=== Section Start ===
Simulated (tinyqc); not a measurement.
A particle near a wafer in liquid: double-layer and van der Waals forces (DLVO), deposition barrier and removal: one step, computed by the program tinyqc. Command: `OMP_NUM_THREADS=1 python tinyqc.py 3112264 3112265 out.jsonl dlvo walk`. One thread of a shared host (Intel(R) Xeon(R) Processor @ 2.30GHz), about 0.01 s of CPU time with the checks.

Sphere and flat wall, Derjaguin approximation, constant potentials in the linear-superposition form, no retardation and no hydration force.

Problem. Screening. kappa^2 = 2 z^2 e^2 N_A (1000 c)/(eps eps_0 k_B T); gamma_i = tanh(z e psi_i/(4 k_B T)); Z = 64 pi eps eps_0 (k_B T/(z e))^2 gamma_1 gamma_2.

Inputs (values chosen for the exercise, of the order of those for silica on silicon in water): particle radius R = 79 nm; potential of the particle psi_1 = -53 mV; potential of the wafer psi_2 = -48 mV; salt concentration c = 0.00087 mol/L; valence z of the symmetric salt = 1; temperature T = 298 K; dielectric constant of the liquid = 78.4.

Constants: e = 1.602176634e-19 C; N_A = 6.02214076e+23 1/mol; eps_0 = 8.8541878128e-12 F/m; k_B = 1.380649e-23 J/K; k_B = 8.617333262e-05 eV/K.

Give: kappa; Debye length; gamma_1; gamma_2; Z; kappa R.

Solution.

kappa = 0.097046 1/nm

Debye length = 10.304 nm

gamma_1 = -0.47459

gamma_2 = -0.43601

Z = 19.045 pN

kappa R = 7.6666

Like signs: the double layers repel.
=== Section End ===

WORK INSTRUCTION:
Return only the part of the records above that opens with the line containing "kappa = 0.097046 1/nm" and closes with the line containing "kappa R = 7.6666", ends included.

YOUR SOLUTION:
kappa = 0.097046 1/nm

Debye length = 10.304 nm

gamma_1 = -0.47459

gamma_2 = -0.43601

Z = 19.045 pN

kappa R = 7.6666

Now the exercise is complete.